- _Work instruction_:
Send back exactly the lines from the opening line of the records below through the one with "14.2 | 278.1 |".

- _Records shown_:
▶
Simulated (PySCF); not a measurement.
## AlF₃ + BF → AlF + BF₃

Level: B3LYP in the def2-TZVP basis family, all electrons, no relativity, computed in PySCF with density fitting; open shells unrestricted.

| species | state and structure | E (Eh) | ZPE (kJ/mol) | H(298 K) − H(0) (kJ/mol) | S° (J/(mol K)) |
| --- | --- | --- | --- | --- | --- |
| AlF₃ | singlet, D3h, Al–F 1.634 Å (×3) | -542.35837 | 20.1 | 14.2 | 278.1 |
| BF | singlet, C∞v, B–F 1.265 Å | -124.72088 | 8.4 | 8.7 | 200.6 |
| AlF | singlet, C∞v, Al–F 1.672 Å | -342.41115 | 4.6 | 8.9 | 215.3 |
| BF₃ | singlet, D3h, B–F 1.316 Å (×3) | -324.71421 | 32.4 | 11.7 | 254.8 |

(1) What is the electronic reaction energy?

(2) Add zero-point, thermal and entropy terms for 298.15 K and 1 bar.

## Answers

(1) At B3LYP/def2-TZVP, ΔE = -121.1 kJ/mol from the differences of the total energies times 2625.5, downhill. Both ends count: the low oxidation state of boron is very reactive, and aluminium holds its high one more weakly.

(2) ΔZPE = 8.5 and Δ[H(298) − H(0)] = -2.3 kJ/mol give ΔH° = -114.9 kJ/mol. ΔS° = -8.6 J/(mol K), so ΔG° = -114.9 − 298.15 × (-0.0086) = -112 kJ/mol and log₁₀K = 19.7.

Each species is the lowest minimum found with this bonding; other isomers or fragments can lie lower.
◀

- _Task response_:
Simulated (PySCF); not a measurement.
## AlF₃ + BF → AlF + BF₃

Level: B3LYP in the def2-TZVP basis family, all electrons, no relativity, computed in PySCF with density fitting; open shells unrestricted.

| species | state and structure | E (Eh) | ZPE (kJ/mol) | H(298 K) − H(0) (kJ/mol) | S° (J/(mol K)) |
| --- | --- | --- | --- | --- | --- |
| AlF₃ | singlet, D3h, Al–F 1.634 Å (×3) | -542.35837 | 20.1 | 14.2 | 278.1 |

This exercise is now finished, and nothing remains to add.